**Work task**
Restate word for word the lines of the entries below, starting with the line that holds "Geometry: GFN2-xTB." and ending with the line that holds "The panels show", and no others.

**Data for analysis**
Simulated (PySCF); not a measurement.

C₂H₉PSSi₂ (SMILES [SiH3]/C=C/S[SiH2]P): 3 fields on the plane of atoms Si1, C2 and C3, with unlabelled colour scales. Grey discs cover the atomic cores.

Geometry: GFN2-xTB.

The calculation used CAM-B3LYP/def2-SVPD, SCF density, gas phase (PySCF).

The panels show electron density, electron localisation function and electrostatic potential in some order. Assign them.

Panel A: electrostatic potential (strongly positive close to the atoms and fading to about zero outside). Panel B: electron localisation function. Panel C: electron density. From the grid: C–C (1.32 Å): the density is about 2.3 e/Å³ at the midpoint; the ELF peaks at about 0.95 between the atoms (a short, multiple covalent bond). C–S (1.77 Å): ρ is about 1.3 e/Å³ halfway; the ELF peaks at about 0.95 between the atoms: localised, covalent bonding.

**Written response**
Geometry: GFN2-xTB.

The calculation used CAM-B3LYP/def2-SVPD, SCF density, gas phase (PySCF).

The panels show electron density, electron localisation function and electrostatic potential in some order. Assign them.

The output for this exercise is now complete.